- EXERCISE: Reproduce, from the lines below, exactly the stretch that begins at the line containing "Solution. One equivalent" and ends at the line containing "What does not", both included.

- DATA FOR REVIEW:
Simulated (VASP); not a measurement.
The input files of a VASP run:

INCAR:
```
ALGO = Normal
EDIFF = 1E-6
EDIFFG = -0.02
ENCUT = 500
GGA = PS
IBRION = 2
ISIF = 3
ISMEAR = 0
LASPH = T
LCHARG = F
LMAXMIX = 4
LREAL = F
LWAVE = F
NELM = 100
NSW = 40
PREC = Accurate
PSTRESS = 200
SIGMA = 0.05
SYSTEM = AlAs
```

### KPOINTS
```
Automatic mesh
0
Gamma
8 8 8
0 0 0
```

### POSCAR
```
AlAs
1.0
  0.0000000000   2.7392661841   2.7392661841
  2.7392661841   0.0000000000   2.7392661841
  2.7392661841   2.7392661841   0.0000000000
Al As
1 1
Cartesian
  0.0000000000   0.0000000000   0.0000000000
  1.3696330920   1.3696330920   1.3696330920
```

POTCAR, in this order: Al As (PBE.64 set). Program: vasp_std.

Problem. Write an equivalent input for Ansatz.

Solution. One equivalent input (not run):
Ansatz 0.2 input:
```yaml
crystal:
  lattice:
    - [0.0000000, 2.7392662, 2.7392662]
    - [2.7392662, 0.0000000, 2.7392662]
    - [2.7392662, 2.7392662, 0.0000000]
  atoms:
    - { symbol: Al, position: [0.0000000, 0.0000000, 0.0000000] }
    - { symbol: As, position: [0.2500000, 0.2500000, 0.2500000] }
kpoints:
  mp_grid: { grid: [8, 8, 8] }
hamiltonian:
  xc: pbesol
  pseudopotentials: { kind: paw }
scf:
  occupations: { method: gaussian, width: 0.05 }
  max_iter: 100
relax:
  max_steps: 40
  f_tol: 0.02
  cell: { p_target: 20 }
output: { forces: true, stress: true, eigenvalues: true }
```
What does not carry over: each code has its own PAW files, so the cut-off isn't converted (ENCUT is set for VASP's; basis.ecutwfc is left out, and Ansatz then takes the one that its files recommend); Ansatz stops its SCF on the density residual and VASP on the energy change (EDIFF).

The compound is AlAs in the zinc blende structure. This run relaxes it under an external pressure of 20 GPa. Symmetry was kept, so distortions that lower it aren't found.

- RESPONSE:
Solution. One equivalent input (not run):
Ansatz 0.2 input:
```yaml
crystal:
  lattice:
    - [0.0000000, 2.7392662, 2.7392662]
    - [2.7392662, 0.0000000, 2.7392662]
    - [2.7392662, 2.7392662, 0.0000000]
  atoms:
    - { symbol: Al, position: [0.0000000, 0.0000000, 0.0000000] }
    - { symbol: As, position: [0.2500000, 0.2500000, 0.2500000] }
kpoints:
  mp_grid: { grid: [8, 8, 8] }
hamiltonian:
  xc: pbesol
  pseudopotentials: { kind: paw }
scf:
  occupations: { method: gaussian, width: 0.05 }
  max_iter: 100
relax:
  max_steps: 40
  f_tol: 0.02
  cell: { p_target: 20 }
output: { forces: true, stress: true, eigenvalues: true }
```
What does not carry over: each code has its own PAW files, so the cut-off isn't converted (ENCUT is set for VASP's; basis.ecutwfc is left out, and Ansatz then takes the one that its files recommend); Ansatz stops its SCF on the density residual and VASP on the energy change (EDIFF).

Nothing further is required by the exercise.